_INPUT DATA_.
<<<<
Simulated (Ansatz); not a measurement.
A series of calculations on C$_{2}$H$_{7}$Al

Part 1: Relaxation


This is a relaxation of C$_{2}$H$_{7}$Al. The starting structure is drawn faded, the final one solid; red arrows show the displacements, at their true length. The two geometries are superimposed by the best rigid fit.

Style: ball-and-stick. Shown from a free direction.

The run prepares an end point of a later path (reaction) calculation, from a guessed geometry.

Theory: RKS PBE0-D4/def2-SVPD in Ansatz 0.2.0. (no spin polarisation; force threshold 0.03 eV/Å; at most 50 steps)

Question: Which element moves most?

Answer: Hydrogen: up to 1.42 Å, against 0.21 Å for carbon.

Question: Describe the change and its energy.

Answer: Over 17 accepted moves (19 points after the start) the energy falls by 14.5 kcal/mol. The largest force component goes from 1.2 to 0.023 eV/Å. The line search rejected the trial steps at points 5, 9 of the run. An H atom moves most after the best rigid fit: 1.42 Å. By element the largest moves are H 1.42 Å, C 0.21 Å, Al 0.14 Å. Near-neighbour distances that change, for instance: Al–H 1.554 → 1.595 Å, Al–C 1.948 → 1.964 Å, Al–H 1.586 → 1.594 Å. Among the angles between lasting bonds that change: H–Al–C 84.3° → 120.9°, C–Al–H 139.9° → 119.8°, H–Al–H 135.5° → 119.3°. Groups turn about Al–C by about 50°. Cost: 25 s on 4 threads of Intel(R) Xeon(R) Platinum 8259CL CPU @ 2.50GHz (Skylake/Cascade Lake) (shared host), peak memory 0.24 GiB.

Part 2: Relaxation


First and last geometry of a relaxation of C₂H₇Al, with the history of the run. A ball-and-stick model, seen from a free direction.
>>>>

Each line from the start of the listing above through the line containing "Part 2: Relaxation" must be reproduced exactly. Leave out the rest.

Simulated (Ansatz); not a measurement.
A series of calculations on C$_{2}$H$_{7}$Al

Part 1: Relaxation


This is a relaxation of C$_{2}$H$_{7}$Al. The starting structure is drawn faded, the final one solid; red arrows show the displacements, at their true length. The two geometries are superimposed by the best rigid fit.

Style: ball-and-stick. Shown from a free direction.

The run prepares an end point of a later path (reaction) calculation, from a guessed geometry.

Theory: RKS PBE0-D4/def2-SVPD in Ansatz 0.2.0. (no spin polarisation; force threshold 0.03 eV/Å; at most 50 steps)

Question: Which element moves most?

Answer: Hydrogen: up to 1.42 Å, against 0.21 Å for carbon.

Question: Describe the change and its energy.

Answer: Over 17 accepted moves (19 points after the start) the energy falls by 14.5 kcal/mol. The largest force component goes from 1.2 to 0.023 eV/Å. The line search rejected the trial steps at points 5, 9 of the run. An H atom moves most after the best rigid fit: 1.42 Å. By element the largest moves are H 1.42 Å, C 0.21 Å, Al 0.14 Å. Near-neighbour distances that change, for instance: Al–H 1.554 → 1.595 Å, Al–C 1.948 → 1.964 Å, Al–H 1.586 → 1.594 Å. Among the angles between lasting bonds that change: H–Al–C 84.3° → 120.9°, C–Al–H 139.9° → 119.8°, H–Al–H 135.5° → 119.3°. Groups turn about Al–C by about 50°. Cost: 25 s on 4 threads of Intel(R) Xeon(R) Platinum 8259CL CPU @ 2.50GHz (Skylake/Cascade Lake) (shared host), peak memory 0.24 GiB.

Part 2: Relaxation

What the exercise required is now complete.